= = = = = = =

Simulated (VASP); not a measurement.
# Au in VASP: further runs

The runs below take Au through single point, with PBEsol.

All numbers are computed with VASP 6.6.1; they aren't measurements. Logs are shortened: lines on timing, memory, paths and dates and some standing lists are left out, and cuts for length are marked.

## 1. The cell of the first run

= = = = = = =

Work order: From the first line to the last, return the data above exactly.

Your response:
Simulated (VASP); not a measurement.
# Au in VASP: further runs

The runs below take Au through single point, with PBEsol.

All numbers are computed with VASP 6.6.1; they aren't measurements. Logs are shortened: lines on timing, memory, paths and dates and some standing lists are left out, and cuts for length are marked.

## 1. The cell of the first run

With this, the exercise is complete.